* [ASSIGNMENT]:
Would you reproduce, without any alteration, the lines from the opening line of the entries through the line that has "Answer: The run" in it?

* [MATERIAL SUPPLIED]:
╔══
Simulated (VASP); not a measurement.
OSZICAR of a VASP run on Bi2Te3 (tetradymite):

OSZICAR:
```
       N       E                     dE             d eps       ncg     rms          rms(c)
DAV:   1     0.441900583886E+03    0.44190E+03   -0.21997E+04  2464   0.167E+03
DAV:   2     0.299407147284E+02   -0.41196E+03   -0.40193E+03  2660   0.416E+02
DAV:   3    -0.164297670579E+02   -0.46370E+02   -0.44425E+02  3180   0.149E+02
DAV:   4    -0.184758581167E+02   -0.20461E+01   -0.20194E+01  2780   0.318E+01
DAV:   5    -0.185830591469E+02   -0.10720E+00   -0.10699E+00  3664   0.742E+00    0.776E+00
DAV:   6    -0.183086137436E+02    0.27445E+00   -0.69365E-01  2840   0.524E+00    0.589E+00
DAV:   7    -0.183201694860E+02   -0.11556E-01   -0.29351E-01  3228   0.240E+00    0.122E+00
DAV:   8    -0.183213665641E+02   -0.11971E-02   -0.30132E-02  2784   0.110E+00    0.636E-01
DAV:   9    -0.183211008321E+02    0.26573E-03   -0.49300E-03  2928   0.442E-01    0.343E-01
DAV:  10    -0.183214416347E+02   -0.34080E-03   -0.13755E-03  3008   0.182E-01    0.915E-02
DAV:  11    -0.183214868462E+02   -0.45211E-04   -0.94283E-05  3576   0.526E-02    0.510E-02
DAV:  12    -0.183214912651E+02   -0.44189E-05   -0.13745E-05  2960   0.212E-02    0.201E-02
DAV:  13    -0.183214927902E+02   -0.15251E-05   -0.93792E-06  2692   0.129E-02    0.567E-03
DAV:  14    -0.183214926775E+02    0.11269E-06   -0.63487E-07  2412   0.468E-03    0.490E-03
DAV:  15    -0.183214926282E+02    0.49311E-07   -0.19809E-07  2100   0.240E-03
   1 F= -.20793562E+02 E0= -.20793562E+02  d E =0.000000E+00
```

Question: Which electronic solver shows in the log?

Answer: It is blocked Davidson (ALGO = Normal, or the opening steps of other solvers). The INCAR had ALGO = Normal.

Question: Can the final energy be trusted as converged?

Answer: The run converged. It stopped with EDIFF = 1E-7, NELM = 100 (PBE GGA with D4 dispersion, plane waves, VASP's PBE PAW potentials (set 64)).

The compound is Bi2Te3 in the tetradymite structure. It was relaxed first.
╚══

* [ANSWER AREA]:
Simulated (VASP); not a measurement.
OSZICAR of a VASP run on Bi2Te3 (tetradymite):

OSZICAR:
```
       N       E                     dE             d eps       ncg     rms          rms(c)
DAV:   1     0.441900583886E+03    0.44190E+03   -0.21997E+04  2464   0.167E+03
DAV:   2     0.299407147284E+02   -0.41196E+03   -0.40193E+03  2660   0.416E+02
DAV:   3    -0.164297670579E+02   -0.46370E+02   -0.44425E+02  3180   0.149E+02
DAV:   4    -0.184758581167E+02   -0.20461E+01   -0.20194E+01  2780   0.318E+01
DAV:   5    -0.185830591469E+02   -0.10720E+00   -0.10699E+00  3664   0.742E+00    0.776E+00
DAV:   6    -0.183086137436E+02    0.27445E+00   -0.69365E-01  2840   0.524E+00    0.589E+00
DAV:   7    -0.183201694860E+02   -0.11556E-01   -0.29351E-01  3228   0.240E+00    0.122E+00
DAV:   8    -0.183213665641E+02   -0.11971E-02   -0.30132E-02  2784   0.110E+00    0.636E-01
DAV:   9    -0.183211008321E+02    0.26573E-03   -0.49300E-03  2928   0.442E-01    0.343E-01
DAV:  10    -0.183214416347E+02   -0.34080E-03   -0.13755E-03  3008   0.182E-01    0.915E-02
DAV:  11    -0.183214868462E+02   -0.45211E-04   -0.94283E-05  3576   0.526E-02    0.510E-02
DAV:  12    -0.183214912651E+02   -0.44189E-05   -0.13745E-05  2960   0.212E-02    0.201E-02
DAV:  13    -0.183214927902E+02   -0.15251E-05   -0.93792E-06  2692   0.129E-02    0.567E-03
DAV:  14    -0.183214926775E+02    0.11269E-06   -0.63487E-07  2412   0.468E-03    0.490E-03
DAV:  15    -0.183214926282E+02    0.49311E-07   -0.19809E-07  2100   0.240E-03
   1 F= -.20793562E+02 E0= -.20793562E+02  d E =0.000000E+00
```

Question: Which electronic solver shows in the log?

Answer: It is blocked Davidson (ALGO = Normal, or the opening steps of other solvers). The INCAR had ALGO = Normal.

Question: Can the final energy be trusted as converged?

Answer: The run converged. It stopped with EDIFF = 1E-7, NELM = 100 (PBE GGA with D4 dispersion, plane waves, VASP's PBE PAW potentials (set 64)).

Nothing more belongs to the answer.